**Exercise:** Set down word for word the lines that begin the entries and run through the line containing "Cantera simulation using". Give nothing further.

BEGIN

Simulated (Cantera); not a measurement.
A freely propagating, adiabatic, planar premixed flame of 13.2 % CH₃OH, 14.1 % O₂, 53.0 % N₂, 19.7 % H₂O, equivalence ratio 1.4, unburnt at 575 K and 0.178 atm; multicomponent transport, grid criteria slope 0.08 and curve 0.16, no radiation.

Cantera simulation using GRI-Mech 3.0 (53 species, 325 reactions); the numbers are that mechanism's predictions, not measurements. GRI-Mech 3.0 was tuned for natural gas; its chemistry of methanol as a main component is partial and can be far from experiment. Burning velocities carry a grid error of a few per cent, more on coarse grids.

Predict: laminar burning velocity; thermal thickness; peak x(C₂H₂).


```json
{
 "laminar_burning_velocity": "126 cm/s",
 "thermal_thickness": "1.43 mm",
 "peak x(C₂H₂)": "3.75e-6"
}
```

END

**Reply:**
Simulated (Cantera); not a measurement.
A freely propagating, adiabatic, planar premixed flame of 13.2 % CH₃OH, 14.1 % O₂, 53.0 % N₂, 19.7 % H₂O, equivalence ratio 1.4, unburnt at 575 K and 0.178 atm; multicomponent transport, grid criteria slope 0.08 and curve 0.16, no radiation.

Cantera simulation using GRI-Mech 3.0 (53 species, 325 reactions); the numbers are that mechanism's predictions, not measurements. GRI-Mech 3.0 was tuned for natural gas; its chemistry of methanol as a main component is partial and can be far from experiment. Burning velocities carry a grid error of a few per cent, more on coarse grids.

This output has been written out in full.